- Work order
From the line below that contains "-1.020 | 0.586 |" to the line that contains "-1.202 | 0.631 |", repeat every line exactly, both ends included, and nothing else.

- Raw data
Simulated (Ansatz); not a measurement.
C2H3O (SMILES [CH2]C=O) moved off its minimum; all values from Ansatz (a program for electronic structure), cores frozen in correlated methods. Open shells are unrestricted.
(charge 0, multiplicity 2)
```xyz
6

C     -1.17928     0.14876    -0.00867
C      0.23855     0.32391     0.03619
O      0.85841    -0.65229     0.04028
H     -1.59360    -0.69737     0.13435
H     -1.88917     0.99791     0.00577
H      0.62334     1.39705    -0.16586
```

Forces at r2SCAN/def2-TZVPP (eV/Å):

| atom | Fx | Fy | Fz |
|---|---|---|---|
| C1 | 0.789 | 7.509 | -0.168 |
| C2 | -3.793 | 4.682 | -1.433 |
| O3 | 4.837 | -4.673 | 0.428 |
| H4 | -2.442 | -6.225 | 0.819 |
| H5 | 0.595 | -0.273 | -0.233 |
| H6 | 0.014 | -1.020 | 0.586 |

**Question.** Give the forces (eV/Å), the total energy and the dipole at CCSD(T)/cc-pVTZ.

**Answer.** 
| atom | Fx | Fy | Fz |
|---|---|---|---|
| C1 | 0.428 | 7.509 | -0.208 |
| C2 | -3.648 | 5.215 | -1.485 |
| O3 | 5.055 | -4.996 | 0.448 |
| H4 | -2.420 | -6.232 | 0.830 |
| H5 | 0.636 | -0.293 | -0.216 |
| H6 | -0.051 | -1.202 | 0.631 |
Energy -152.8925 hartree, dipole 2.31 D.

- Expected answer
| H6 | 0.014 | -1.020 | 0.586 |

**Question.** Give the forces (eV/Å), the total energy and the dipole at CCSD(T)/cc-pVTZ.

**Answer.** 
| atom | Fx | Fy | Fz |
|---|---|---|---|
| C1 | 0.428 | 7.509 | -0.208 |
| C2 | -3.648 | 5.215 | -1.485 |
| O3 | 5.055 | -4.996 | 0.448 |
| H4 | -2.420 | -6.232 | 0.830 |
| H5 | 0.636 | -0.293 | -0.216 |
| H6 | -0.051 | -1.202 | 0.631 |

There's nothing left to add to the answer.